## WORK ITEM
Each line of the listing is to be copied exactly.

## EXTRACTED DATA
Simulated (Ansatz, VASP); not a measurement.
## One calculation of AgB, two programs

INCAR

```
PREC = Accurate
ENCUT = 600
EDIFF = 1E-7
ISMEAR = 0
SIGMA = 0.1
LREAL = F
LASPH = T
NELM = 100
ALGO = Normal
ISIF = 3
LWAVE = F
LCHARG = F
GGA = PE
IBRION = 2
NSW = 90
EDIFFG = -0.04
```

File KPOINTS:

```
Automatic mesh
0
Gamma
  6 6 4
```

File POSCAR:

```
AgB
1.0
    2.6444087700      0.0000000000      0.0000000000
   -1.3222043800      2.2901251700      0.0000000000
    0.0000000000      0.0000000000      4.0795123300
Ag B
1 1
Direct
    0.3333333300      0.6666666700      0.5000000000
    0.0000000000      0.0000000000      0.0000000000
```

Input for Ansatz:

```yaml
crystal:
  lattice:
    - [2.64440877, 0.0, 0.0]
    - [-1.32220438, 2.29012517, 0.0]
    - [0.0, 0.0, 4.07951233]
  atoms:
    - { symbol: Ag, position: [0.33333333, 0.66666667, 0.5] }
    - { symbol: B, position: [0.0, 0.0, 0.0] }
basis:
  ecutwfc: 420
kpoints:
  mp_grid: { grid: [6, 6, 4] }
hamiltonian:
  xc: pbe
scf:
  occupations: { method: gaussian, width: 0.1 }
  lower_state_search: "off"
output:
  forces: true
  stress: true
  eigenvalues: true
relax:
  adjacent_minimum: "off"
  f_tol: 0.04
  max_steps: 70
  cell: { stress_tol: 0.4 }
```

## WRITTEN RESPONSE
Simulated (Ansatz, VASP); not a measurement.
## One calculation of AgB, two programs

INCAR

```
PREC = Accurate
ENCUT = 600
EDIFF = 1E-7
ISMEAR = 0
SIGMA = 0.1
LREAL = F
LASPH = T
NELM = 100
ALGO = Normal
ISIF = 3
LWAVE = F
LCHARG = F
GGA = PE
IBRION = 2
NSW = 90
EDIFFG = -0.04
```

File KPOINTS:

```
Automatic mesh
0
Gamma
  6 6 4
```

File POSCAR:

```
AgB
1.0
    2.6444087700      0.0000000000      0.0000000000
   -1.3222043800      2.2901251700      0.0000000000
    0.0000000000      0.0000000000      4.0795123300
Ag B
1 1
Direct
    0.3333333300      0.6666666700      0.5000000000
    0.0000000000      0.0000000000      0.0000000000
```

Input for Ansatz:

```yaml
crystal:
  lattice:
    - [2.64440877, 0.0, 0.0]
    - [-1.32220438, 2.29012517, 0.0]
    - [0.0, 0.0, 4.07951233]
  atoms:
    - { symbol: Ag, position: [0.33333333, 0.66666667, 0.5] }
    - { symbol: B, position: [0.0, 0.0, 0.0] }
basis:
  ecutwfc: 420
kpoints:
  mp_grid: { grid: [6, 6, 4] }
hamiltonian:
  xc: pbe
scf:
  occupations: { method: gaussian, width: 0.1 }
  lower_state_search: "off"
output:
  forces: true
  stress: true
  eigenvalues: true
relax:
  adjacent_minimum: "off"
  f_tol: 0.04
  max_steps: 70
  cell: { stress_tol: 0.4 }
```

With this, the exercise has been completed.